◆ MATERIAL SHOWN:
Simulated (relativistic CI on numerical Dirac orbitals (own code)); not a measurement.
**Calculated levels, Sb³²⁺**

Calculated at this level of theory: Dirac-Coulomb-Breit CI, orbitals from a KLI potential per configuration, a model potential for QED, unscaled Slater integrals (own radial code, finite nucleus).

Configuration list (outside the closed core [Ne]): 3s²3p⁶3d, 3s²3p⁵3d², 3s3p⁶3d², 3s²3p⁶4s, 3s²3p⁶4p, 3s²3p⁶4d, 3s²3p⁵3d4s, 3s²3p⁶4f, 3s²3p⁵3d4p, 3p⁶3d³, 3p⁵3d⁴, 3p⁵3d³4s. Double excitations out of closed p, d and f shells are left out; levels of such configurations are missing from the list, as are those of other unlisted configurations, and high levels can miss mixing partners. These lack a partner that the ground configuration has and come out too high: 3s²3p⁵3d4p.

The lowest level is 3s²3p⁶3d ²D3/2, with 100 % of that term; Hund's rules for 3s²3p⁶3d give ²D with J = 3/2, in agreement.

◆ ASSIGNMENT: Reproduce the entries above in full, verbatim.

◆ WRITTEN REPLY:
Simulated (relativistic CI on numerical Dirac orbitals (own code)); not a measurement.
**Calculated levels, Sb³²⁺**

Calculated at this level of theory: Dirac-Coulomb-Breit CI, orbitals from a KLI potential per configuration, a model potential for QED, unscaled Slater integrals (own radial code, finite nucleus).

Configuration list (outside the closed core [Ne]): 3s²3p⁶3d, 3s²3p⁵3d², 3s3p⁶3d², 3s²3p⁶4s, 3s²3p⁶4p, 3s²3p⁶4d, 3s²3p⁵3d4s, 3s²3p⁶4f, 3s²3p⁵3d4p, 3p⁶3d³, 3p⁵3d⁴, 3p⁵3d³4s. Double excitations out of closed p, d and f shells are left out; levels of such configurations are missing from the list, as are those of other unlisted configurations, and high levels can miss mixing partners. These lack a partner that the ground configuration has and come out too high: 3s²3p⁵3d4p.

The lowest level is 3s²3p⁶3d ²D3/2, with 100 % of that term; Hund's rules for 3s²3p⁶3d give ²D with J = 3/2, in agreement.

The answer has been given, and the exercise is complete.